### TASK ITEM
In the response, each entry below should appear again exactly as given.

* * * * * * *

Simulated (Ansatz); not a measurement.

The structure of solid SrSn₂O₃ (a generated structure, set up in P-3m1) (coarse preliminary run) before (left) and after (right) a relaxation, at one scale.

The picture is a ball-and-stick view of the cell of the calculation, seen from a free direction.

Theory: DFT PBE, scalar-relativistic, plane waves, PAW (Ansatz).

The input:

* * * * * * *

### EXERCISE ANSWER
Simulated (Ansatz); not a measurement.

The structure of solid SrSn₂O₃ (a generated structure, set up in P-3m1) (coarse preliminary run) before (left) and after (right) a relaxation, at one scale.

The picture is a ball-and-stick view of the cell of the calculation, seen from a free direction.

Theory: DFT PBE, scalar-relativistic, plane waves, PAW (Ansatz).

The input:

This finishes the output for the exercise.